- **RECORD SET**
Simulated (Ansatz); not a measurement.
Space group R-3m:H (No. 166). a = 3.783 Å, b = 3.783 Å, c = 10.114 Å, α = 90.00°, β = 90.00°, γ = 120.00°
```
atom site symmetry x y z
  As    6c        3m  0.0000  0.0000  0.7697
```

- **TASK ITEM**
Word for word, transcribe each record.

- **EXERCISE OUTPUT**
Simulated (Ansatz); not a measurement.
Space group R-3m:H (No. 166). a = 3.783 Å, b = 3.783 Å, c = 10.114 Å, α = 90.00°, β = 90.00°, γ = 120.00°
```
atom site symmetry x y z
  As    6c        3m  0.0000  0.0000  0.7697
```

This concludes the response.